WORK TASK:
The lines from the top of the data down to the line with "Frames 7.5 fs" should be repeated exactly, both ends included.

LISTED RECORDS:
● ● ● ● ● ● ●

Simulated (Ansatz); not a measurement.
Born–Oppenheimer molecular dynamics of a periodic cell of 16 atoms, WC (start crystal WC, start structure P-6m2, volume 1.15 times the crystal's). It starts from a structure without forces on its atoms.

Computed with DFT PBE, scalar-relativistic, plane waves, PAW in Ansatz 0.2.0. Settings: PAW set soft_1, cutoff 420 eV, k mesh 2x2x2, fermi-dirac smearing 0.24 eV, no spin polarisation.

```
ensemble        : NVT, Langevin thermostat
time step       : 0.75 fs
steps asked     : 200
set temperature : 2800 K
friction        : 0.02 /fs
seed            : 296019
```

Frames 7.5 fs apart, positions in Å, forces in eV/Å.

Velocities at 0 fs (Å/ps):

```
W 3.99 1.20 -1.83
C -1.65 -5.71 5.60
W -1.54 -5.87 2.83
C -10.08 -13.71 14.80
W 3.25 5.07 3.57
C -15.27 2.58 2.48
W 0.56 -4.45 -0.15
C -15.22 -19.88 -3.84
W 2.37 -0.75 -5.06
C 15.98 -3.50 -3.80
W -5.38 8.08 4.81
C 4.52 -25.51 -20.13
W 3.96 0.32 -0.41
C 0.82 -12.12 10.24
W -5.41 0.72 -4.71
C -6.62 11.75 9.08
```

● ● ● ● ● ● ●

REPLY:
Simulated (Ansatz); not a measurement.
Born–Oppenheimer molecular dynamics of a periodic cell of 16 atoms, WC (start crystal WC, start structure P-6m2, volume 1.15 times the crystal's). It starts from a structure without forces on its atoms.

Computed with DFT PBE, scalar-relativistic, plane waves, PAW in Ansatz 0.2.0. Settings: PAW set soft_1, cutoff 420 eV, k mesh 2x2x2, fermi-dirac smearing 0.24 eV, no spin polarisation.

```
ensemble        : NVT, Langevin thermostat
time step       : 0.75 fs
steps asked     : 200
set temperature : 2800 K
friction        : 0.02 /fs
seed            : 296019
```

Frames 7.5 fs apart, positions in Å, forces in eV/Å.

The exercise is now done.